** Information provided **
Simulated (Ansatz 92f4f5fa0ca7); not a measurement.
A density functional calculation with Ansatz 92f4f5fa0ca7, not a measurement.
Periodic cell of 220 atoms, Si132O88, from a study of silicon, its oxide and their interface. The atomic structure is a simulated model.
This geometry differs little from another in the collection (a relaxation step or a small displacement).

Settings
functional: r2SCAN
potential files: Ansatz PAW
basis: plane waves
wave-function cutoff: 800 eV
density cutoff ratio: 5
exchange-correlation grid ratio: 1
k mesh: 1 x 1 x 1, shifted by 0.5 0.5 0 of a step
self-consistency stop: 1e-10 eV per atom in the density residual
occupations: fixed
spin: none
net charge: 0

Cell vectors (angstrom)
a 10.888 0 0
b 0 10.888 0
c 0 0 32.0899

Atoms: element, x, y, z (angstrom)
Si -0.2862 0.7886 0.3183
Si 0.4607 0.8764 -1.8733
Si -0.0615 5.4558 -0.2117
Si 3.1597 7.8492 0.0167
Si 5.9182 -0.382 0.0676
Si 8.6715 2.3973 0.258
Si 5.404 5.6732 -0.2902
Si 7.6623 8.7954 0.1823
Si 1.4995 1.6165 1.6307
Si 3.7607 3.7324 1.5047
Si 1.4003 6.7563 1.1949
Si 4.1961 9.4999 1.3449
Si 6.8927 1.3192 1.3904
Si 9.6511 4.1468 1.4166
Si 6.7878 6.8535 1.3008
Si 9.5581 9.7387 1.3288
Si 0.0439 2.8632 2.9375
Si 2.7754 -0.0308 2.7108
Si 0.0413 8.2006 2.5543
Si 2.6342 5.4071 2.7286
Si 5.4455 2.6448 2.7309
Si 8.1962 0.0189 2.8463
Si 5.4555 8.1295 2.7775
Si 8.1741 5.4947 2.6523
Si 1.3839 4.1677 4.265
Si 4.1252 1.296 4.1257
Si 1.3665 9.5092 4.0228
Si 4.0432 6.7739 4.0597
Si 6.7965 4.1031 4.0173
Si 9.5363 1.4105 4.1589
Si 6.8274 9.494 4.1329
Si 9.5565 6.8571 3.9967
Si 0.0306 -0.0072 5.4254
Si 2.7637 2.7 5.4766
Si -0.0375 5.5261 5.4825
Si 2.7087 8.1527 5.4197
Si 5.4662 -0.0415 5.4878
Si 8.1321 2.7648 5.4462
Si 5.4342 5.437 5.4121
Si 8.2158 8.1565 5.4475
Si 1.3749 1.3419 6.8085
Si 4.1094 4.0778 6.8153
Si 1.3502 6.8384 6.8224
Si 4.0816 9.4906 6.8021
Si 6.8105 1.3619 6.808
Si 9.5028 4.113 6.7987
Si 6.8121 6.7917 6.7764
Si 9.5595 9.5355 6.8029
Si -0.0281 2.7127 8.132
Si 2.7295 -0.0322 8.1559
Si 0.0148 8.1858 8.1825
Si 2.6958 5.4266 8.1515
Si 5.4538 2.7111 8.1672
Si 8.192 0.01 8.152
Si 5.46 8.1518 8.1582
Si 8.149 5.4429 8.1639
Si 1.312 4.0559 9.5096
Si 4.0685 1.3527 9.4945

** Activity **
Using only the entries above, output the line with "Si 0.0413 8.2006 2.5543", the line with "Si 1.312 4.0559 9.5096", and all lines between them, exactly as they stand.

** Written answer **
Si 0.0413 8.2006 2.5543
Si 2.6342 5.4071 2.7286
Si 5.4455 2.6448 2.7309
Si 8.1962 0.0189 2.8463
Si 5.4555 8.1295 2.7775
Si 8.1741 5.4947 2.6523
Si 1.3839 4.1677 4.265
Si 4.1252 1.296 4.1257
Si 1.3665 9.5092 4.0228
Si 4.0432 6.7739 4.0597
Si 6.7965 4.1031 4.0173
Si 9.5363 1.4105 4.1589
Si 6.8274 9.494 4.1329
Si 9.5565 6.8571 3.9967
Si 0.0306 -0.0072 5.4254
Si 2.7637 2.7 5.4766
Si -0.0375 5.5261 5.4825
Si 2.7087 8.1527 5.4197
Si 5.4662 -0.0415 5.4878
Si 8.1321 2.7648 5.4462
Si 5.4342 5.437 5.4121
Si 8.2158 8.1565 5.4475
Si 1.3749 1.3419 6.8085
Si 4.1094 4.0778 6.8153
Si 1.3502 6.8384 6.8224
Si 4.0816 9.4906 6.8021
Si 6.8105 1.3619 6.808
Si 9.5028 4.113 6.7987
Si 6.8121 6.7917 6.7764
Si 9.5595 9.5355 6.8029
Si -0.0281 2.7127 8.132
Si 2.7295 -0.0322 8.1559
Si 0.0148 8.1858 8.1825
Si 2.6958 5.4266 8.1515
Si 5.4538 2.7111 8.1672
Si 8.192 0.01 8.152
Si 5.46 8.1518 8.1582
Si 8.149 5.4429 8.1639
Si 1.312 4.0559 9.5096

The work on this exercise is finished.